▶ ACTION ITEM
The records that follow must be printed exactly as they are.

▶ SOURCE DATA
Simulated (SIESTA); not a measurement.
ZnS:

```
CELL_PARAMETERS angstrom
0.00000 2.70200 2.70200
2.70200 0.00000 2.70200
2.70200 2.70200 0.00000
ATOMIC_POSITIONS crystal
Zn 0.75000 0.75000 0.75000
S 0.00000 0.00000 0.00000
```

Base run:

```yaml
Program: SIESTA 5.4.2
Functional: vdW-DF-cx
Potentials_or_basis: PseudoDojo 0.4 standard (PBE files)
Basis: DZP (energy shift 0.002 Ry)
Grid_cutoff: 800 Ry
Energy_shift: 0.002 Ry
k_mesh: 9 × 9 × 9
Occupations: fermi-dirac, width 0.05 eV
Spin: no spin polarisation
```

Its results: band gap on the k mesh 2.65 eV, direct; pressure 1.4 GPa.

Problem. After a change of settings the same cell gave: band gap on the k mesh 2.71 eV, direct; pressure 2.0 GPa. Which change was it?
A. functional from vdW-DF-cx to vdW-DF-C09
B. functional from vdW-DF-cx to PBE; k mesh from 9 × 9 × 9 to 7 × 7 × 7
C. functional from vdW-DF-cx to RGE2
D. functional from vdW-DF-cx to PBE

▶ WRITTEN SOLUTION
Simulated (SIESTA); not a measurement.
ZnS:

```
CELL_PARAMETERS angstrom
0.00000 2.70200 2.70200
2.70200 0.00000 2.70200
2.70200 2.70200 0.00000
ATOMIC_POSITIONS crystal
Zn 0.75000 0.75000 0.75000
S 0.00000 0.00000 0.00000
```

Base run:

```yaml
Program: SIESTA 5.4.2
Functional: vdW-DF-cx
Potentials_or_basis: PseudoDojo 0.4 standard (PBE files)
Basis: DZP (energy shift 0.002 Ry)
Grid_cutoff: 800 Ry
Energy_shift: 0.002 Ry
k_mesh: 9 × 9 × 9
Occupations: fermi-dirac, width 0.05 eV
Spin: no spin polarisation
```

Its results: band gap on the k mesh 2.65 eV, direct; pressure 1.4 GPa.

Problem. After a change of settings the same cell gave: band gap on the k mesh 2.71 eV, direct; pressure 2.0 GPa. Which change was it?
A. functional from vdW-DF-cx to vdW-DF-C09
B. functional from vdW-DF-cx to PBE; k mesh from 9 × 9 × 9 to 7 × 7 × 7
C. functional from vdW-DF-cx to RGE2
D. functional from vdW-DF-cx to PBE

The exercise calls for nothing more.